Assigned task: Give back an exact copy of the lines below, from the first through the line with "N2–H10 | 1.015 |"; please stop there.

Extracted material:
------------------------------
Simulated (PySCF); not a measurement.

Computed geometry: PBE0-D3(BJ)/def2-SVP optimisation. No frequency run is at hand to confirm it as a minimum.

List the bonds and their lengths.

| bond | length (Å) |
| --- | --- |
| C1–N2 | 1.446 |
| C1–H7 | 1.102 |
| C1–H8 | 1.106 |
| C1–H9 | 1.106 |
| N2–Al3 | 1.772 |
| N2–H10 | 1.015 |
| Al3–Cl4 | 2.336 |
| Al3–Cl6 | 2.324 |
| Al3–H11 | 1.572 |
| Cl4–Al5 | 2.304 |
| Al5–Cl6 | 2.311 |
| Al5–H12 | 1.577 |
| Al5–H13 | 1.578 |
------------------------------

Solution:
Simulated (PySCF); not a measurement.

Computed geometry: PBE0-D3(BJ)/def2-SVP optimisation. No frequency run is at hand to confirm it as a minimum.

List the bonds and their lengths.

| bond | length (Å) |
| --- | --- |
| C1–N2 | 1.446 |
| C1–H7 | 1.102 |
| C1–H8 | 1.106 |
| C1–H9 | 1.106 |
| N2–Al3 | 1.772 |
| N2–H10 | 1.015 |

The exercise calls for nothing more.